## DATA SHOWN
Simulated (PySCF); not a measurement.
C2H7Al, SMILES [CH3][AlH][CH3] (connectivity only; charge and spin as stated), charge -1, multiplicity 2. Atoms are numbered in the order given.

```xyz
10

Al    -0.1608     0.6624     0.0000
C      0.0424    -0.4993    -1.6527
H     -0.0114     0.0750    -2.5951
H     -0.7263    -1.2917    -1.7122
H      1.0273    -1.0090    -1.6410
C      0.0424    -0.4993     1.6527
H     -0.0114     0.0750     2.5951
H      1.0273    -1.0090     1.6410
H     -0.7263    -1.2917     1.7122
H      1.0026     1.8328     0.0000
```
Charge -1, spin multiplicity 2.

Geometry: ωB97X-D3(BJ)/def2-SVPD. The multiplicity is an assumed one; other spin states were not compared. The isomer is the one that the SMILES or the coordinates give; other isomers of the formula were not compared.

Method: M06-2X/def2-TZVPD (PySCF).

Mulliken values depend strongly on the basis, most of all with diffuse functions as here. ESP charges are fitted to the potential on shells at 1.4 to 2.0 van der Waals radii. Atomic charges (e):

## ASSIGNMENT
Please copy each line above exactly as written.

## WRITTEN SOLUTION
Simulated (PySCF); not a measurement.
C2H7Al, SMILES [CH3][AlH][CH3] (connectivity only; charge and spin as stated), charge -1, multiplicity 2. Atoms are numbered in the order given.

```xyz
10

Al    -0.1608     0.6624     0.0000
C      0.0424    -0.4993    -1.6527
H     -0.0114     0.0750    -2.5951
H     -0.7263    -1.2917    -1.7122
H      1.0273    -1.0090    -1.6410
C      0.0424    -0.4993     1.6527
H     -0.0114     0.0750     2.5951
H      1.0273    -1.0090     1.6410
H     -0.7263    -1.2917     1.7122
H      1.0026     1.8328     0.0000
```
Charge -1, spin multiplicity 2.

Geometry: ωB97X-D3(BJ)/def2-SVPD. The multiplicity is an assumed one; other spin states were not compared. The isomer is the one that the SMILES or the coordinates give; other isomers of the formula were not compared.

Method: M06-2X/def2-TZVPD (PySCF).

Mulliken values depend strongly on the basis, most of all with diffuse functions as here. ESP charges are fitted to the potential on shells at 1.4 to 2.0 van der Waals radii. Atomic charges (e):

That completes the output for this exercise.